### SUPPLIED MATERIAL
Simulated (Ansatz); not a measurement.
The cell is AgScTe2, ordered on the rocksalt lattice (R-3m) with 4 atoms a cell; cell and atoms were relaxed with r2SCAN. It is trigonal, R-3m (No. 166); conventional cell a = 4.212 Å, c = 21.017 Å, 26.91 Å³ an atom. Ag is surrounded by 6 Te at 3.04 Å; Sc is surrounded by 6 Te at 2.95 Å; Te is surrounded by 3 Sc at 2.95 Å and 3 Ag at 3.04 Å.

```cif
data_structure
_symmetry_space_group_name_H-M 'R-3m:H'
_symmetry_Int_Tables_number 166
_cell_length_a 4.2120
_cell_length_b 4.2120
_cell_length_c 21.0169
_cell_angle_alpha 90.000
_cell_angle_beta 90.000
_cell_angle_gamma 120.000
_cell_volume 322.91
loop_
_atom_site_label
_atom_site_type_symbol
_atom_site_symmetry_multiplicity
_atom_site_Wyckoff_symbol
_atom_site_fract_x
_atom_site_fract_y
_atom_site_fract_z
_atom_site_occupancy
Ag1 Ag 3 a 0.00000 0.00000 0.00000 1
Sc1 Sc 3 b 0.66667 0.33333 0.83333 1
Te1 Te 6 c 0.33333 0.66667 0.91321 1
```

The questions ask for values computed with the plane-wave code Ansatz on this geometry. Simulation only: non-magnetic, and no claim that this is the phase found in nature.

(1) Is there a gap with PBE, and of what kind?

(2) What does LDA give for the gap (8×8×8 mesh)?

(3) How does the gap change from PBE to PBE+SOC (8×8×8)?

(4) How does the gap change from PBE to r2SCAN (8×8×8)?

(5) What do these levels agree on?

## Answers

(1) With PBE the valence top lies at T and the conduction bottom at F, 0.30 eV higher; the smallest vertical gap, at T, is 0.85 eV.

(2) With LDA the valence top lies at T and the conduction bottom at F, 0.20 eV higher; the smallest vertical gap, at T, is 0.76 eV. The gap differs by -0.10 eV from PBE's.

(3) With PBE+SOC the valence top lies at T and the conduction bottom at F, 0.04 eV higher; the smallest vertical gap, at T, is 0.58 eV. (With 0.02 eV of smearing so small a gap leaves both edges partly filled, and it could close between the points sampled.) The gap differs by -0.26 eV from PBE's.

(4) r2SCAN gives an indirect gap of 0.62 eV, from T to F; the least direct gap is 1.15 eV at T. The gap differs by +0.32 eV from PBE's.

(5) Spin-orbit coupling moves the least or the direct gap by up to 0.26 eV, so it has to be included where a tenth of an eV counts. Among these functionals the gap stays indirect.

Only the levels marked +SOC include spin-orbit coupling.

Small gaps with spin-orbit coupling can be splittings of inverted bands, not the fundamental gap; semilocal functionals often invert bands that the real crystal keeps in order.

### WORK ORDER
Above are the entries; repeat their lines exactly, from the first through the one that contains "(2) With LDA".

### RESPONSE BOX
Simulated (Ansatz); not a measurement.
The cell is AgScTe2, ordered on the rocksalt lattice (R-3m) with 4 atoms a cell; cell and atoms were relaxed with r2SCAN. It is trigonal, R-3m (No. 166); conventional cell a = 4.212 Å, c = 21.017 Å, 26.91 Å³ an atom. Ag is surrounded by 6 Te at 3.04 Å; Sc is surrounded by 6 Te at 2.95 Å; Te is surrounded by 3 Sc at 2.95 Å and 3 Ag at 3.04 Å.

```cif
data_structure
_symmetry_space_group_name_H-M 'R-3m:H'
_symmetry_Int_Tables_number 166
_cell_length_a 4.2120
_cell_length_b 4.2120
_cell_length_c 21.0169
_cell_angle_alpha 90.000
_cell_angle_beta 90.000
_cell_angle_gamma 120.000
_cell_volume 322.91
loop_
_atom_site_label
_atom_site_type_symbol
_atom_site_symmetry_multiplicity
_atom_site_Wyckoff_symbol
_atom_site_fract_x
_atom_site_fract_y
_atom_site_fract_z
_atom_site_occupancy
Ag1 Ag 3 a 0.00000 0.00000 0.00000 1
Sc1 Sc 3 b 0.66667 0.33333 0.83333 1
Te1 Te 6 c 0.33333 0.66667 0.91321 1
```

The questions ask for values computed with the plane-wave code Ansatz on this geometry. Simulation only: non-magnetic, and no claim that this is the phase found in nature.

(1) Is there a gap with PBE, and of what kind?

(2) What does LDA give for the gap (8×8×8 mesh)?

(3) How does the gap change from PBE to PBE+SOC (8×8×8)?

(4) How does the gap change from PBE to r2SCAN (8×8×8)?

(5) What do these levels agree on?

## Answers

(1) With PBE the valence top lies at T and the conduction bottom at F, 0.30 eV higher; the smallest vertical gap, at T, is 0.85 eV.

(2) With LDA the valence top lies at T and the conduction bottom at F, 0.20 eV higher; the smallest vertical gap, at T, is 0.76 eV. The gap differs by -0.10 eV from PBE's.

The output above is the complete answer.